WORK ORDER: Copy nothing from the entries below except the lines from the one containing "No measured value is used here." through the one containing "- MP2 (PySCF), value (Å): 4.388 ± 0.02", and copy those exactly.

........

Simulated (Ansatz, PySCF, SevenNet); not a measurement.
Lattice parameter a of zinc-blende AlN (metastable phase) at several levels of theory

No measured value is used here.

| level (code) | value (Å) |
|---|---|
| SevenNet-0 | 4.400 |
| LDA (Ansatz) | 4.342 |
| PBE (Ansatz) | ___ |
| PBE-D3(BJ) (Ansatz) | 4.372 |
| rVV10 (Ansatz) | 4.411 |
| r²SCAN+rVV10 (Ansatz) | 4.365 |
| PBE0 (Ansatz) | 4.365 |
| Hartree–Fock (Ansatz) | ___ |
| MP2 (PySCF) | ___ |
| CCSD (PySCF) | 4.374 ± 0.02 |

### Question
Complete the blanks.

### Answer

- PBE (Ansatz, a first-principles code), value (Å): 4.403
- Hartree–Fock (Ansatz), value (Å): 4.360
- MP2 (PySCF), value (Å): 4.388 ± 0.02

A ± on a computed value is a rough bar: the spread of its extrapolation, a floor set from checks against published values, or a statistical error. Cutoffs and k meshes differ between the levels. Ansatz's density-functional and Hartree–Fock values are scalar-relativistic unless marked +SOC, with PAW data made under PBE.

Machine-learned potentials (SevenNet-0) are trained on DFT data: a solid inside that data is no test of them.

........

WORKED SOLUTION:
No measured value is used here.

| level (code) | value (Å) |
|---|---|
| SevenNet-0 | 4.400 |
| LDA (Ansatz) | 4.342 |
| PBE (Ansatz) | ___ |
| PBE-D3(BJ) (Ansatz) | 4.372 |
| rVV10 (Ansatz) | 4.411 |
| r²SCAN+rVV10 (Ansatz) | 4.365 |
| PBE0 (Ansatz) | 4.365 |
| Hartree–Fock (Ansatz) | ___ |
| MP2 (PySCF) | ___ |
| CCSD (PySCF) | 4.374 ± 0.02 |

### Question
Complete the blanks.

### Answer

- PBE (Ansatz, a first-principles code), value (Å): 4.403
- Hartree–Fock (Ansatz), value (Å): 4.360
- MP2 (PySCF), value (Å): 4.388 ± 0.02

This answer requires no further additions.